* Work item
Each entry below needs to be retyped exactly as given.

=====
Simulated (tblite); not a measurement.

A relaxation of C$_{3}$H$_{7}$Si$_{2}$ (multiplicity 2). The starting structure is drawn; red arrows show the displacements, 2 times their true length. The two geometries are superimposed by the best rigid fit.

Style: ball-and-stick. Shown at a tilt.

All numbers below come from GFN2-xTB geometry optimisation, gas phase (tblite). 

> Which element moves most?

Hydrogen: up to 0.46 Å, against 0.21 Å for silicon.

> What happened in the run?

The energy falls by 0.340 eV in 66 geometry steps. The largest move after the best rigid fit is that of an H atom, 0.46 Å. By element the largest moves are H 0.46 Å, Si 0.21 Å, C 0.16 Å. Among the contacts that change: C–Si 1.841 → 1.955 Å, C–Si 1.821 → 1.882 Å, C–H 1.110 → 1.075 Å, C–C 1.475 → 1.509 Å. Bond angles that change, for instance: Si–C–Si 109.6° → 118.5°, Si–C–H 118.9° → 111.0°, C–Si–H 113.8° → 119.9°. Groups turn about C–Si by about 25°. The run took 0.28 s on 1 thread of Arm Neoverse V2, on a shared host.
=====

* Response
Simulated (tblite); not a measurement.

A relaxation of C$_{3}$H$_{7}$Si$_{2}$ (multiplicity 2). The starting structure is drawn; red arrows show the displacements, 2 times their true length. The two geometries are superimposed by the best rigid fit.

Style: ball-and-stick. Shown at a tilt.

All numbers below come from GFN2-xTB geometry optimisation, gas phase (tblite). 

> Which element moves most?

Hydrogen: up to 0.46 Å, against 0.21 Å for silicon.

> What happened in the run?

The energy falls by 0.340 eV in 66 geometry steps. The largest move after the best rigid fit is that of an H atom, 0.46 Å. By element the largest moves are H 0.46 Å, Si 0.21 Å, C 0.16 Å. Among the contacts that change: C–Si 1.841 → 1.955 Å, C–Si 1.821 → 1.882 Å, C–H 1.110 → 1.075 Å, C–C 1.475 → 1.509 Å. Bond angles that change, for instance: Si–C–Si 109.6° → 118.5°, Si–C–H 118.9° → 111.0°, C–Si–H 113.8° → 119.9°. Groups turn about C–Si by about 25°. The run took 0.28 s on 1 thread of Arm Neoverse V2, on a shared host.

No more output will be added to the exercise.